Task item: Copy the lines below verbatim. Begin with the first and end with the line containing "Run from Python".

○ ○ ○
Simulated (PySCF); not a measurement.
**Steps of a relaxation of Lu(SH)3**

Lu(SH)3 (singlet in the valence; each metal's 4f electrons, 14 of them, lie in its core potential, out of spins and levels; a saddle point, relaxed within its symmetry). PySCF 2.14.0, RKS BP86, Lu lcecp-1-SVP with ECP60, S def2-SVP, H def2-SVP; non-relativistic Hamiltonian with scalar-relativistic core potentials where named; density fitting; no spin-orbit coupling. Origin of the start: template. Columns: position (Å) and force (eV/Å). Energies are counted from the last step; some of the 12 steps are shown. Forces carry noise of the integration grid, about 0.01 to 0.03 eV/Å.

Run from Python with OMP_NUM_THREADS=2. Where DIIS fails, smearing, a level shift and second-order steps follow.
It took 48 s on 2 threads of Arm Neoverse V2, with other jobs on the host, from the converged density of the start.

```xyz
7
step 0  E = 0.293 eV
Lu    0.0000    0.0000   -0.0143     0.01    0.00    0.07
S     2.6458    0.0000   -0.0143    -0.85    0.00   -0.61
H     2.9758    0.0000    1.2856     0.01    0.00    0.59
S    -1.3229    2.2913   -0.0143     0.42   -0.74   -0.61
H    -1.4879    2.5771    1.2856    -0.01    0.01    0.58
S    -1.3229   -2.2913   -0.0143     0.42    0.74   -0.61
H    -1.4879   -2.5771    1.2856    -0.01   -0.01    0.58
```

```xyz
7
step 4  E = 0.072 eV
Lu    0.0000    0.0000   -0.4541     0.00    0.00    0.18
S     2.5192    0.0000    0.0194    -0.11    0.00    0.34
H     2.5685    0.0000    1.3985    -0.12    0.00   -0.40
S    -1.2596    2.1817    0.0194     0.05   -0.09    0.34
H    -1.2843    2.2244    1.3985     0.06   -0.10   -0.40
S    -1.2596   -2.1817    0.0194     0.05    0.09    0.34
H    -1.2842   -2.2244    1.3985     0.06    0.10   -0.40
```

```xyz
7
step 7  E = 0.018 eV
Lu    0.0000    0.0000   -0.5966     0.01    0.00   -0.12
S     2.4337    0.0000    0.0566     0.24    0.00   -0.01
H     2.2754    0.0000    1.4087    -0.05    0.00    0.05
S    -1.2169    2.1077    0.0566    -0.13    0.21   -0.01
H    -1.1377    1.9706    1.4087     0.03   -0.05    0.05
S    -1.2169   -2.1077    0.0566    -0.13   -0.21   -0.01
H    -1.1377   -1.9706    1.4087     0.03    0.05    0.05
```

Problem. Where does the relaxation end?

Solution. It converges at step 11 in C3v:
○ ○ ○

Written response:
Simulated (PySCF); not a measurement.
**Steps of a relaxation of Lu(SH)3**

Lu(SH)3 (singlet in the valence; each metal's 4f electrons, 14 of them, lie in its core potential, out of spins and levels; a saddle point, relaxed within its symmetry). PySCF 2.14.0, RKS BP86, Lu lcecp-1-SVP with ECP60, S def2-SVP, H def2-SVP; non-relativistic Hamiltonian with scalar-relativistic core potentials where named; density fitting; no spin-orbit coupling. Origin of the start: template. Columns: position (Å) and force (eV/Å). Energies are counted from the last step; some of the 12 steps are shown. Forces carry noise of the integration grid, about 0.01 to 0.03 eV/Å.

Run from Python with OMP_NUM_THREADS=2. Where DIIS fails, smearing, a level shift and second-order steps follow.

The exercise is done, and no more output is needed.